■ Requirement
Copy the lines of the entries exactly, from the opening one to the one holding "(2) 1.9 GPa.", and leave out everything after.

■ Extracted material
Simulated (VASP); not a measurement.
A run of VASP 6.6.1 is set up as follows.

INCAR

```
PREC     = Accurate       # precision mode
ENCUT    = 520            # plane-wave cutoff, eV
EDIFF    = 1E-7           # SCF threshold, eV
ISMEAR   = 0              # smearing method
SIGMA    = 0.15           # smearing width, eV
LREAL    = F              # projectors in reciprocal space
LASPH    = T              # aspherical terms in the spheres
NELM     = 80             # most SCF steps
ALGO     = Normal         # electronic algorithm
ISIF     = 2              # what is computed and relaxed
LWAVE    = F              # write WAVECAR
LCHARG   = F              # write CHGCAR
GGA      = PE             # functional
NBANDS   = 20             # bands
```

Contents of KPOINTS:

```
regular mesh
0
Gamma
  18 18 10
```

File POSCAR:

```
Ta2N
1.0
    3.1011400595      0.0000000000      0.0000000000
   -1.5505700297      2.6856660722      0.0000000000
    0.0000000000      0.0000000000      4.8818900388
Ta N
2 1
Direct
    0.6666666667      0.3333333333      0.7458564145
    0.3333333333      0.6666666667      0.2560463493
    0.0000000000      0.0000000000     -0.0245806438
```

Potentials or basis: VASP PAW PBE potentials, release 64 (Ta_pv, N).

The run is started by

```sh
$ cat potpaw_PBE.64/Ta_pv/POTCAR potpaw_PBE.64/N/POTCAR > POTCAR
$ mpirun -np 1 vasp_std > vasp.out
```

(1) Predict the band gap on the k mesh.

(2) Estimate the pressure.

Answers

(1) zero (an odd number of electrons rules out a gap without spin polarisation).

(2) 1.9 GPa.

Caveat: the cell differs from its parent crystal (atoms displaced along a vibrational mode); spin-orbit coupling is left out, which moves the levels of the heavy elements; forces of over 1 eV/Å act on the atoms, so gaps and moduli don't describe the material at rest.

■ Exercise result
Simulated (VASP); not a measurement.
A run of VASP 6.6.1 is set up as follows.

INCAR

```
PREC     = Accurate       # precision mode
ENCUT    = 520            # plane-wave cutoff, eV
EDIFF    = 1E-7           # SCF threshold, eV
ISMEAR   = 0              # smearing method
SIGMA    = 0.15           # smearing width, eV
LREAL    = F              # projectors in reciprocal space
LASPH    = T              # aspherical terms in the spheres
NELM     = 80             # most SCF steps
ALGO     = Normal         # electronic algorithm
ISIF     = 2              # what is computed and relaxed
LWAVE    = F              # write WAVECAR
LCHARG   = F              # write CHGCAR
GGA      = PE             # functional
NBANDS   = 20             # bands
```

Contents of KPOINTS:

```
regular mesh
0
Gamma
  18 18 10
```

File POSCAR:

```
Ta2N
1.0
    3.1011400595      0.0000000000      0.0000000000
   -1.5505700297      2.6856660722      0.0000000000
    0.0000000000      0.0000000000      4.8818900388
Ta N
2 1
Direct
    0.6666666667      0.3333333333      0.7458564145
    0.3333333333      0.6666666667      0.2560463493
    0.0000000000      0.0000000000     -0.0245806438
```

Potentials or basis: VASP PAW PBE potentials, release 64 (Ta_pv, N).

The run is started by

```sh
$ cat potpaw_PBE.64/Ta_pv/POTCAR potpaw_PBE.64/N/POTCAR > POTCAR
$ mpirun -np 1 vasp_std > vasp.out
```

(1) Predict the band gap on the k mesh.

(2) Estimate the pressure.

Answers

(1) zero (an odd number of electrons rules out a gap without spin polarisation).

(2) 1.9 GPa.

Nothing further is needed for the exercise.